Data records:
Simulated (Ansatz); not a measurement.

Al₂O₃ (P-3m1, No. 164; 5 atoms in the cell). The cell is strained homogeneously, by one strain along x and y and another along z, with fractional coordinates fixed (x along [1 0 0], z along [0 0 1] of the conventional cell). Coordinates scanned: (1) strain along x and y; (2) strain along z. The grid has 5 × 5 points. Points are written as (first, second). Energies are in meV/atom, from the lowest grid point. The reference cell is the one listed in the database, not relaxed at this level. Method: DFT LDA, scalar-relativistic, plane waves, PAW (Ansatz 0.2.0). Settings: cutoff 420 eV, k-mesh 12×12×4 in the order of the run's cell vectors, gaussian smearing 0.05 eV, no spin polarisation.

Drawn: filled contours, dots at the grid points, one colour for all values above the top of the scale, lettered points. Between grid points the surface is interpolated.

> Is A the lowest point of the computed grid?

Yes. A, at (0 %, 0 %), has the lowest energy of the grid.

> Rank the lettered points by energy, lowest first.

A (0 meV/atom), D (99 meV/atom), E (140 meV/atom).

Activity: Output the records above exactly, from their first line through the line that contains "energy, lowest first.", and add nothing.

Task response:
Simulated (Ansatz); not a measurement.

Al₂O₃ (P-3m1, No. 164; 5 atoms in the cell). The cell is strained homogeneously, by one strain along x and y and another along z, with fractional coordinates fixed (x along [1 0 0], z along [0 0 1] of the conventional cell). Coordinates scanned: (1) strain along x and y; (2) strain along z. The grid has 5 × 5 points. Points are written as (first, second). Energies are in meV/atom, from the lowest grid point. The reference cell is the one listed in the database, not relaxed at this level. Method: DFT LDA, scalar-relativistic, plane waves, PAW (Ansatz 0.2.0). Settings: cutoff 420 eV, k-mesh 12×12×4 in the order of the run's cell vectors, gaussian smearing 0.05 eV, no spin polarisation.

Drawn: filled contours, dots at the grid points, one colour for all values above the top of the scale, lettered points. Between grid points the surface is interpolated.

> Is A the lowest point of the computed grid?

Yes. A, at (0 %, 0 %), has the lowest energy of the grid.

> Rank the lettered points by energy, lowest first.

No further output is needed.